• THE DATA:
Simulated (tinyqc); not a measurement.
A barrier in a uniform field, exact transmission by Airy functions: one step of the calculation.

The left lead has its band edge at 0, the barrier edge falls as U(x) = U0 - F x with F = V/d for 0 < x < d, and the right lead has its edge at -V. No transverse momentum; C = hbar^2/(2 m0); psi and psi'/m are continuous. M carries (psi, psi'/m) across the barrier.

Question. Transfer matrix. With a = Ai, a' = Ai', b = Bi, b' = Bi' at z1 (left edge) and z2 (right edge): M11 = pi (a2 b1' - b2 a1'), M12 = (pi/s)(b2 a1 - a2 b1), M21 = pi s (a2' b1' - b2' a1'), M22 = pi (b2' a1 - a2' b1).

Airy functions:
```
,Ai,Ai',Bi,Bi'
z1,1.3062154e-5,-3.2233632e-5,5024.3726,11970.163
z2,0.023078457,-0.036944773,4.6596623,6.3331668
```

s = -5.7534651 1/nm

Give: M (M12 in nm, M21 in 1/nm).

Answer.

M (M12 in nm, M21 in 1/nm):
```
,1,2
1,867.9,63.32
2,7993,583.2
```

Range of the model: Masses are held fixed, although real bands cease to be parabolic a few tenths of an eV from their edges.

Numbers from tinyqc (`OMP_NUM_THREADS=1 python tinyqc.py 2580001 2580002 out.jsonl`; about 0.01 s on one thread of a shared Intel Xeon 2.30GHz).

• WORK ITEM: Return only the stretch of the material above from the line holding "Question. Transfer matrix." through the line holding "Range of the", copied exactly.

• TASK OUTPUT:
Question. Transfer matrix. With a = Ai, a' = Ai', b = Bi, b' = Bi' at z1 (left edge) and z2 (right edge): M11 = pi (a2 b1' - b2 a1'), M12 = (pi/s)(b2 a1 - a2 b1), M21 = pi s (a2' b1' - b2' a1'), M22 = pi (b2' a1 - a2' b1).

Airy functions:
```
,Ai,Ai',Bi,Bi'
z1,1.3062154e-5,-3.2233632e-5,5024.3726,11970.163
z2,0.023078457,-0.036944773,4.6596623,6.3331668
```

s = -5.7534651 1/nm

Give: M (M12 in nm, M21 in 1/nm).

Answer.

M (M12 in nm, M21 in 1/nm):
```
,1,2
1,867.9,63.32
2,7993,583.2
```

Range of the model: Masses are held fixed, although real bands cease to be parabolic a few tenths of an eV from their edges.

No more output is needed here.